Assigned task:
Among the records that follow, find the line with "Bond lengths: C1–C2" and the line with "does it need?". Set down those lines and all lines between them exactly, without adding anything.

Excerpted records:
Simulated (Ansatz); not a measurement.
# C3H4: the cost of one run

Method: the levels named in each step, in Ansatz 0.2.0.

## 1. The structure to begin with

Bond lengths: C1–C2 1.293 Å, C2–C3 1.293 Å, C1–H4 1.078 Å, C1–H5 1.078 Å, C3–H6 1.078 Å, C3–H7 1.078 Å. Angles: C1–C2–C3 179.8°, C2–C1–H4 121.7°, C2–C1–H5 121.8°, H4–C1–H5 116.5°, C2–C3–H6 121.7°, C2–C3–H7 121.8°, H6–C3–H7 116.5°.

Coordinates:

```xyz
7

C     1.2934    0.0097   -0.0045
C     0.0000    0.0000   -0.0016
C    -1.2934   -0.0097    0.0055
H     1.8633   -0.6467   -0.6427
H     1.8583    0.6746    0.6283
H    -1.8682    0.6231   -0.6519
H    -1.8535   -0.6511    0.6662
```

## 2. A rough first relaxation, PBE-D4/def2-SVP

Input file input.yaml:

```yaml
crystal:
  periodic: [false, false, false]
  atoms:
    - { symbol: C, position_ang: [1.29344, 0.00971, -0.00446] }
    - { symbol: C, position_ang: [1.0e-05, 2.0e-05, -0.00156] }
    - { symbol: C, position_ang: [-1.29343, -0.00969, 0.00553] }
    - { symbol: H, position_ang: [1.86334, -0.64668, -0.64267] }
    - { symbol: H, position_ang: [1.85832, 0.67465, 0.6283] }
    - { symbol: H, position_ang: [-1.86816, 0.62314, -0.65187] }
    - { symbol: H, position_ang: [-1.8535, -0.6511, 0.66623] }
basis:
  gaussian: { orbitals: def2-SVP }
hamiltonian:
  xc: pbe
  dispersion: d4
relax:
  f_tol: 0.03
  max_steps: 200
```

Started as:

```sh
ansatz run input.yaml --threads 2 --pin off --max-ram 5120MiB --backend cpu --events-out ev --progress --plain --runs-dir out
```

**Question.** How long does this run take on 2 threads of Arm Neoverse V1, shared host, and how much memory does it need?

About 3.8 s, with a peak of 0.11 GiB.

Written solution:
Bond lengths: C1–C2 1.293 Å, C2–C3 1.293 Å, C1–H4 1.078 Å, C1–H5 1.078 Å, C3–H6 1.078 Å, C3–H7 1.078 Å. Angles: C1–C2–C3 179.8°, C2–C1–H4 121.7°, C2–C1–H5 121.8°, H4–C1–H5 116.5°, C2–C3–H6 121.7°, C2–C3–H7 121.8°, H6–C3–H7 116.5°.

Coordinates:

```xyz
7

C     1.2934    0.0097   -0.0045
C     0.0000    0.0000   -0.0016
C    -1.2934   -0.0097    0.0055
H     1.8633   -0.6467   -0.6427
H     1.8583    0.6746    0.6283
H    -1.8682    0.6231   -0.6519
H    -1.8535   -0.6511    0.6662
```

## 2. A rough first relaxation, PBE-D4/def2-SVP

Input file input.yaml:

```yaml
crystal:
  periodic: [false, false, false]
  atoms:
    - { symbol: C, position_ang: [1.29344, 0.00971, -0.00446] }
    - { symbol: C, position_ang: [1.0e-05, 2.0e-05, -0.00156] }
    - { symbol: C, position_ang: [-1.29343, -0.00969, 0.00553] }
    - { symbol: H, position_ang: [1.86334, -0.64668, -0.64267] }
    - { symbol: H, position_ang: [1.85832, 0.67465, 0.6283] }
    - { symbol: H, position_ang: [-1.86816, 0.62314, -0.65187] }
    - { symbol: H, position_ang: [-1.8535, -0.6511, 0.66623] }
basis:
  gaussian: { orbitals: def2-SVP }
hamiltonian:
  xc: pbe
  dispersion: d4
relax:
  f_tol: 0.03
  max_steps: 200
```

Started as:

```sh
ansatz run input.yaml --threads 2 --pin off --max-ram 5120MiB --backend cpu --events-out ev --progress --plain --runs-dir out
```

**Question.** How long does this run take on 2 threads of Arm Neoverse V1, shared host, and how much memory does it need?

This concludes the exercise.